+ + + + +

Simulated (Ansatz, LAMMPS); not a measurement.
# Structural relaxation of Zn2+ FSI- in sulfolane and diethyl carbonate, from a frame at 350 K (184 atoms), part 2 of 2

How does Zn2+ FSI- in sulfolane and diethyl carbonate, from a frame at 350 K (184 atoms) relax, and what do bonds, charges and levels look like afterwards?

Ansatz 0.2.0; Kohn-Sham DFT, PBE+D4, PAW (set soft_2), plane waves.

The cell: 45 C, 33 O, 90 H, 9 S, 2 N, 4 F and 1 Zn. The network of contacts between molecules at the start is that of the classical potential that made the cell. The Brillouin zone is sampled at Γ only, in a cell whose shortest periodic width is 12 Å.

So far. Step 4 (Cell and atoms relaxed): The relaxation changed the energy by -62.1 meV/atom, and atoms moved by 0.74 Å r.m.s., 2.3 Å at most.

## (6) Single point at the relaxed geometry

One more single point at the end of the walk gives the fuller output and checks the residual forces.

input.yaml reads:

+ + + + +

Assigned task: Write out the material once more so that every line matches exactly.

Answer box:
Simulated (Ansatz, LAMMPS); not a measurement.
# Structural relaxation of Zn2+ FSI- in sulfolane and diethyl carbonate, from a frame at 350 K (184 atoms), part 2 of 2

How does Zn2+ FSI- in sulfolane and diethyl carbonate, from a frame at 350 K (184 atoms) relax, and what do bonds, charges and levels look like afterwards?

Ansatz 0.2.0; Kohn-Sham DFT, PBE+D4, PAW (set soft_2), plane waves.

The cell: 45 C, 33 O, 90 H, 9 S, 2 N, 4 F and 1 Zn. The network of contacts between molecules at the start is that of the classical potential that made the cell. The Brillouin zone is sampled at Γ only, in a cell whose shortest periodic width is 12 Å.

So far. Step 4 (Cell and atoms relaxed): The relaxation changed the energy by -62.1 meV/atom, and atoms moved by 0.74 Å r.m.s., 2.3 Å at most.

## (6) Single point at the relaxed geometry

One more single point at the end of the walk gives the fuller output and checks the residual forces.

input.yaml reads:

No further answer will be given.